### RECORDS SHOWN:
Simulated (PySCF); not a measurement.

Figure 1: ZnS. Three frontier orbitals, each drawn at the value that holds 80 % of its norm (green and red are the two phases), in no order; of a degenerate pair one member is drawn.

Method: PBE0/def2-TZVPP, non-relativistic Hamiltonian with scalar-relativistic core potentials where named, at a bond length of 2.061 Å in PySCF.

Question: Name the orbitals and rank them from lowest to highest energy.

### ASSIGNMENT:
From the first line to the last, transcribe the data exactly.

### WORKED SOLUTION:
Simulated (PySCF); not a measurement.

Figure 1: ZnS. Three frontier orbitals, each drawn at the value that holds 80 % of its norm (green and red are the two phases), in no order; of a degenerate pair one member is drawn.

Method: PBE0/def2-TZVPP, non-relativistic Hamiltonian with scalar-relativistic core potentials where named, at a bond length of 2.061 Å in PySCF.

Question: Name the orbitals and rank them from lowest to highest energy.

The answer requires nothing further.